.....

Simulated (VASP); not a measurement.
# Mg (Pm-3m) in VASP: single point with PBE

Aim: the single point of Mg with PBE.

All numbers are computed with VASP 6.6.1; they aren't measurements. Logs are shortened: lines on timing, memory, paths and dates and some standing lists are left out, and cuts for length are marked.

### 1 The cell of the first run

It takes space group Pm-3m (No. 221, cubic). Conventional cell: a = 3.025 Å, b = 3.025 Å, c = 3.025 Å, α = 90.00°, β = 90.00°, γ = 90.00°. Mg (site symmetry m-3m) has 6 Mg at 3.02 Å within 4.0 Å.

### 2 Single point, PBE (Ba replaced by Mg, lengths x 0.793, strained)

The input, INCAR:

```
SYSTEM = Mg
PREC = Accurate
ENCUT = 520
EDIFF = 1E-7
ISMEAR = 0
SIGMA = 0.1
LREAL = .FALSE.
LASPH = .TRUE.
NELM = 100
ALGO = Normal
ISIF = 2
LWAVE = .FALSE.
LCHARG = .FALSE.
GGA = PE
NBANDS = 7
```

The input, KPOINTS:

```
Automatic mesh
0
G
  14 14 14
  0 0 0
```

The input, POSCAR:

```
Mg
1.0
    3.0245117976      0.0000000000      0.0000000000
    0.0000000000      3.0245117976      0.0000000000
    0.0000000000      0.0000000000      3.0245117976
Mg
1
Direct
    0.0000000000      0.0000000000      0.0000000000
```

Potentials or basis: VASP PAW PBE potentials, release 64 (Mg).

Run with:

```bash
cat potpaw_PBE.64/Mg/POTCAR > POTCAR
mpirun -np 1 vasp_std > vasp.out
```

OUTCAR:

.....

◆ **Activity**:
Only the lines from the opening of the material through the line with "Aim: the single point of Mg with PBE." should be echoed, exactly as written.

◆ **Response box**:
Simulated (VASP); not a measurement.
# Mg (Pm-3m) in VASP: single point with PBE

Aim: the single point of Mg with PBE.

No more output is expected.